↓
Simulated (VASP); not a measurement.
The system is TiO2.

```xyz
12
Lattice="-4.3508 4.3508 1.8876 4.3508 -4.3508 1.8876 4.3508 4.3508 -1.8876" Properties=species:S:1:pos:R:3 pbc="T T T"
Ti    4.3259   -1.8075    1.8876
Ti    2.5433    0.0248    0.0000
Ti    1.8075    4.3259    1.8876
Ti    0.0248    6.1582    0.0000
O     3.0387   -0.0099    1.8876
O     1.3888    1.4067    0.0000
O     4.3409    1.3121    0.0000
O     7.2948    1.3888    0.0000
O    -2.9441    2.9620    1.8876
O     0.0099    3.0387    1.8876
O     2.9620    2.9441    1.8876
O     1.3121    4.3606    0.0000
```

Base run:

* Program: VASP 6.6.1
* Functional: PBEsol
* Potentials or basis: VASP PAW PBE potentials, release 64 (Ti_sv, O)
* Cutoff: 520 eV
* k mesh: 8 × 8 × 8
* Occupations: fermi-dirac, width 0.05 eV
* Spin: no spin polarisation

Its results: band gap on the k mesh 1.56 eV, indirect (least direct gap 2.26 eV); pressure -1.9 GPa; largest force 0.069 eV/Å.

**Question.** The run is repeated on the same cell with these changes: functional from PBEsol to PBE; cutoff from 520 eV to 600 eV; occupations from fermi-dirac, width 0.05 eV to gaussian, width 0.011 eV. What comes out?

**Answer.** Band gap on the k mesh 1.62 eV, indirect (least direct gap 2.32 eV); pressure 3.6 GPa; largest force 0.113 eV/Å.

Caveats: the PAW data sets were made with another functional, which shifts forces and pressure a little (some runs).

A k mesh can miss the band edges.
↑

### Exercise
Reproduce the entries exactly, but only from their first line to the line holding "Its results: band", with that last line kept.

### Response box
Simulated (VASP); not a measurement.
The system is TiO2.

```xyz
12
Lattice="-4.3508 4.3508 1.8876 4.3508 -4.3508 1.8876 4.3508 4.3508 -1.8876" Properties=species:S:1:pos:R:3 pbc="T T T"
Ti    4.3259   -1.8075    1.8876
Ti    2.5433    0.0248    0.0000
Ti    1.8075    4.3259    1.8876
Ti    0.0248    6.1582    0.0000
O     3.0387   -0.0099    1.8876
O     1.3888    1.4067    0.0000
O     4.3409    1.3121    0.0000
O     7.2948    1.3888    0.0000
O    -2.9441    2.9620    1.8876
O     0.0099    3.0387    1.8876
O     2.9620    2.9441    1.8876
O     1.3121    4.3606    0.0000
```

Base run:

* Program: VASP 6.6.1
* Functional: PBEsol
* Potentials or basis: VASP PAW PBE potentials, release 64 (Ti_sv, O)
* Cutoff: 520 eV
* k mesh: 8 × 8 × 8
* Occupations: fermi-dirac, width 0.05 eV
* Spin: no spin polarisation

Its results: band gap on the k mesh 1.56 eV, indirect (least direct gap 2.26 eV); pressure -1.9 GPa; largest force 0.069 eV/Å.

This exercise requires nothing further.